> Required action
Every line of the material below, from the top through the line with "12 × 12 × 6 |", should be reproduced exactly.

> Records provided
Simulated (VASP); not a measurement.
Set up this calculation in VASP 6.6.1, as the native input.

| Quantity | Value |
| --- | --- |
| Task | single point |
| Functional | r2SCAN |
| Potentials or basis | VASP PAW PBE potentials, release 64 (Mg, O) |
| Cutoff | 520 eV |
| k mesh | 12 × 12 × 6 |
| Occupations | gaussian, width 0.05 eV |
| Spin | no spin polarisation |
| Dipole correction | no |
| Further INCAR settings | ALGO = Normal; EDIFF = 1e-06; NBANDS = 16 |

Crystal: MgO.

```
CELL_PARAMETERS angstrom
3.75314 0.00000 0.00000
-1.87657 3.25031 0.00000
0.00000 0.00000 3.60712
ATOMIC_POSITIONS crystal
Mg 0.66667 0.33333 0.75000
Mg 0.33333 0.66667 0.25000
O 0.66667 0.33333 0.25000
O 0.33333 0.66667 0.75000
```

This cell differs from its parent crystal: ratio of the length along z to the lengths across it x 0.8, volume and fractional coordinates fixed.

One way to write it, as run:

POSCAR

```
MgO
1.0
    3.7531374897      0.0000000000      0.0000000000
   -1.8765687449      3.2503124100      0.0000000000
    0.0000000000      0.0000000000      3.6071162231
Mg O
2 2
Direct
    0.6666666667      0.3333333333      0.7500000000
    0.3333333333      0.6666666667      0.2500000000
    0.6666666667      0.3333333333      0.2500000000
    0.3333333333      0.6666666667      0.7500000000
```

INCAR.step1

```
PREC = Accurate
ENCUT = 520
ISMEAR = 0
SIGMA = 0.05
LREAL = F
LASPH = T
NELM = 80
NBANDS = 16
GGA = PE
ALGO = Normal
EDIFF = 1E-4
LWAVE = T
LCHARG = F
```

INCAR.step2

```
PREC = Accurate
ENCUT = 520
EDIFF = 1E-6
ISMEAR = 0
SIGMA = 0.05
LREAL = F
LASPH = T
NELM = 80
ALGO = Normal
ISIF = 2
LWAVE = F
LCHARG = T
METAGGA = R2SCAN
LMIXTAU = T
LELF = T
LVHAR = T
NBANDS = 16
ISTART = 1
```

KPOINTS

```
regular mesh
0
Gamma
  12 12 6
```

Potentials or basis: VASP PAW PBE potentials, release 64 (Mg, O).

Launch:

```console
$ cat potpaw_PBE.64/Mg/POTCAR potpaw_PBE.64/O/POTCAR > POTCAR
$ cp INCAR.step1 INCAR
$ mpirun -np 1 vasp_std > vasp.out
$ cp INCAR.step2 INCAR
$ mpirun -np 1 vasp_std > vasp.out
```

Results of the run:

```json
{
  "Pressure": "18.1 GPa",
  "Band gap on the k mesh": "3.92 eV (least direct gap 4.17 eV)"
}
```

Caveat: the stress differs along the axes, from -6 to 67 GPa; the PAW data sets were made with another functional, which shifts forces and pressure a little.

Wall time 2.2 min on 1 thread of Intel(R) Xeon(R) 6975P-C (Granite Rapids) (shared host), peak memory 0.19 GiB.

> Answer space
Simulated (VASP); not a measurement.
Set up this calculation in VASP 6.6.1, as the native input.

| Quantity | Value |
| --- | --- |
| Task | single point |
| Functional | r2SCAN |
| Potentials or basis | VASP PAW PBE potentials, release 64 (Mg, O) |
| Cutoff | 520 eV |
| k mesh | 12 × 12 × 6 |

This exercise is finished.